Required action:
Your job is to write out each record exactly, leaving none out.

Stored data:
◆ ◆ ◆
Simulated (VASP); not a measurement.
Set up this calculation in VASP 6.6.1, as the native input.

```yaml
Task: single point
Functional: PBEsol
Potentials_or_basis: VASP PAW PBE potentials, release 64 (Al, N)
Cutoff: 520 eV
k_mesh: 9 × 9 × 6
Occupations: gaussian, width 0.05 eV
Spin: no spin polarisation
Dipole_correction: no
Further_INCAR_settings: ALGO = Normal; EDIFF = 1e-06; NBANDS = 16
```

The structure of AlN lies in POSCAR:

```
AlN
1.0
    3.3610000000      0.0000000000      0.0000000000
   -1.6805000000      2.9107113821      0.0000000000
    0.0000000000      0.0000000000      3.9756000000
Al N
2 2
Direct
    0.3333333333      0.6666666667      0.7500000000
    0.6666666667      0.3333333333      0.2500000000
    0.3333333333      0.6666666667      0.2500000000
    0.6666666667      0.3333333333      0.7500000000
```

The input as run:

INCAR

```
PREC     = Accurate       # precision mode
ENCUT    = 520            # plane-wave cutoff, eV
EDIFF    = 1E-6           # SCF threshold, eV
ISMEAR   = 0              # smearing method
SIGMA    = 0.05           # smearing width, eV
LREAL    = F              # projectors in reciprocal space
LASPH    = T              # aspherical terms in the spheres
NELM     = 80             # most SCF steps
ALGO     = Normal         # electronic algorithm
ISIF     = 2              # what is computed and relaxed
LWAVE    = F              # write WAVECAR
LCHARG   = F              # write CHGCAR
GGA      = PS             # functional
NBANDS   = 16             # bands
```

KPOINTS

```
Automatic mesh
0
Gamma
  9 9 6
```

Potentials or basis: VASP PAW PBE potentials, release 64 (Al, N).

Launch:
◆ ◆ ◆

Answer section:
Simulated (VASP); not a measurement.
Set up this calculation in VASP 6.6.1, as the native input.

```yaml
Task: single point
Functional: PBEsol
Potentials_or_basis: VASP PAW PBE potentials, release 64 (Al, N)
Cutoff: 520 eV
k_mesh: 9 × 9 × 6
Occupations: gaussian, width 0.05 eV
Spin: no spin polarisation
Dipole_correction: no
Further_INCAR_settings: ALGO = Normal; EDIFF = 1e-06; NBANDS = 16
```

The structure of AlN lies in POSCAR:

```
AlN
1.0
    3.3610000000      0.0000000000      0.0000000000
   -1.6805000000      2.9107113821      0.0000000000
    0.0000000000      0.0000000000      3.9756000000
Al N
2 2
Direct
    0.3333333333      0.6666666667      0.7500000000
    0.6666666667      0.3333333333      0.2500000000
    0.3333333333      0.6666666667      0.2500000000
    0.6666666667      0.3333333333      0.7500000000
```

The input as run:

INCAR

```
PREC     = Accurate       # precision mode
ENCUT    = 520            # plane-wave cutoff, eV
EDIFF    = 1E-6           # SCF threshold, eV
ISMEAR   = 0              # smearing method
SIGMA    = 0.05           # smearing width, eV
LREAL    = F              # projectors in reciprocal space
LASPH    = T              # aspherical terms in the spheres
NELM     = 80             # most SCF steps
ALGO     = Normal         # electronic algorithm
ISIF     = 2              # what is computed and relaxed
LWAVE    = F              # write WAVECAR
LCHARG   = F              # write CHGCAR
GGA      = PS             # functional
NBANDS   = 16             # bands
```

KPOINTS

```
Automatic mesh
0
Gamma
  9 9 6
```

Potentials or basis: VASP PAW PBE potentials, release 64 (Al, N).

Launch:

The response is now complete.